Requirement: Line by line, retype the whole listing exactly.

Supplied material:
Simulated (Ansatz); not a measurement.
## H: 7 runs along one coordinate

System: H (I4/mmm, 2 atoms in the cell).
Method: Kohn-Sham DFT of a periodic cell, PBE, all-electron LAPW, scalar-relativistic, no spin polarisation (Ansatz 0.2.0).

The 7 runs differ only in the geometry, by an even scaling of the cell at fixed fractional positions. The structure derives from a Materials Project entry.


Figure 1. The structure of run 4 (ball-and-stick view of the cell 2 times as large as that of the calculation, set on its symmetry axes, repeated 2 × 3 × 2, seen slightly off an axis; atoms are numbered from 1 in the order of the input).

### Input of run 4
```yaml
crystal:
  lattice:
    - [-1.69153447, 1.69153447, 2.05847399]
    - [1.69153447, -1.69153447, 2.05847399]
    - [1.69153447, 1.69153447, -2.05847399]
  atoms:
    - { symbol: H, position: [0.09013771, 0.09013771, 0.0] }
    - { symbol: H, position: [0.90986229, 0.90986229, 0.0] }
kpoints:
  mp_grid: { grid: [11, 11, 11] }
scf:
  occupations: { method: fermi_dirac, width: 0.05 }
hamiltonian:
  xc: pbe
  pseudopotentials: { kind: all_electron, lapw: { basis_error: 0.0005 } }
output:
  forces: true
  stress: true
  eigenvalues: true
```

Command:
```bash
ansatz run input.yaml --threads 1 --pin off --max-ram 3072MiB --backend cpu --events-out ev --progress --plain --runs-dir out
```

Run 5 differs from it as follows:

Answer box:
Simulated (Ansatz); not a measurement.
## H: 7 runs along one coordinate

System: H (I4/mmm, 2 atoms in the cell).
Method: Kohn-Sham DFT of a periodic cell, PBE, all-electron LAPW, scalar-relativistic, no spin polarisation (Ansatz 0.2.0).

The 7 runs differ only in the geometry, by an even scaling of the cell at fixed fractional positions. The structure derives from a Materials Project entry.


Figure 1. The structure of run 4 (ball-and-stick view of the cell 2 times as large as that of the calculation, set on its symmetry axes, repeated 2 × 3 × 2, seen slightly off an axis; atoms are numbered from 1 in the order of the input).

### Input of run 4
```yaml
crystal:
  lattice:
    - [-1.69153447, 1.69153447, 2.05847399]
    - [1.69153447, -1.69153447, 2.05847399]
    - [1.69153447, 1.69153447, -2.05847399]
  atoms:
    - { symbol: H, position: [0.09013771, 0.09013771, 0.0] }
    - { symbol: H, position: [0.90986229, 0.90986229, 0.0] }
kpoints:
  mp_grid: { grid: [11, 11, 11] }
scf:
  occupations: { method: fermi_dirac, width: 0.05 }
hamiltonian:
  xc: pbe
  pseudopotentials: { kind: all_electron, lapw: { basis_error: 0.0005 } }
output:
  forces: true
  stress: true
  eigenvalues: true
```

Command:
```bash
ansatz run input.yaml --threads 1 --pin off --max-ram 3072MiB --backend cpu --events-out ev --progress --plain --runs-dir out
```

Run 5 differs from it as follows:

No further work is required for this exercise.